Exercise:
Reproduce the listing below precisely, leaving every line intact.

Data provided:
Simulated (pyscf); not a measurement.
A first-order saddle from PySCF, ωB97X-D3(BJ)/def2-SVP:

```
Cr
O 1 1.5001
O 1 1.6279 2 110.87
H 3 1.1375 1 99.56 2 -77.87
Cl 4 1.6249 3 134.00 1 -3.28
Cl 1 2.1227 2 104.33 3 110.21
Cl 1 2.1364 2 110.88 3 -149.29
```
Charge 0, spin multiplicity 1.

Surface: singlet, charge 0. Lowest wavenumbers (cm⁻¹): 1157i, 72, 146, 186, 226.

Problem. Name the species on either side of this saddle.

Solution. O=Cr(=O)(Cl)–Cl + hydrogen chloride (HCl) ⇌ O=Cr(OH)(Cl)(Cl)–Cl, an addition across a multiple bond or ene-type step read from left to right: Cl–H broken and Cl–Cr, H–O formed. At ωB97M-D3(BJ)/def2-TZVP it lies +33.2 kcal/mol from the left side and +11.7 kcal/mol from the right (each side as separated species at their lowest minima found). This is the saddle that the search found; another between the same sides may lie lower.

Exercise answer:
Simulated (pyscf); not a measurement.
A first-order saddle from PySCF, ωB97X-D3(BJ)/def2-SVP:

```
Cr
O 1 1.5001
O 1 1.6279 2 110.87
H 3 1.1375 1 99.56 2 -77.87
Cl 4 1.6249 3 134.00 1 -3.28
Cl 1 2.1227 2 104.33 3 110.21
Cl 1 2.1364 2 110.88 3 -149.29
```
Charge 0, spin multiplicity 1.

Surface: singlet, charge 0. Lowest wavenumbers (cm⁻¹): 1157i, 72, 146, 186, 226.

Problem. Name the species on either side of this saddle.

Solution. O=Cr(=O)(Cl)–Cl + hydrogen chloride (HCl) ⇌ O=Cr(OH)(Cl)(Cl)–Cl, an addition across a multiple bond or ene-type step read from left to right: Cl–H broken and Cl–Cr, H–O formed. At ωB97M-D3(BJ)/def2-TZVP it lies +33.2 kcal/mol from the left side and +11.7 kcal/mol from the right (each side as separated species at their lowest minima found). This is the saddle that the search found; another between the same sides may lie lower.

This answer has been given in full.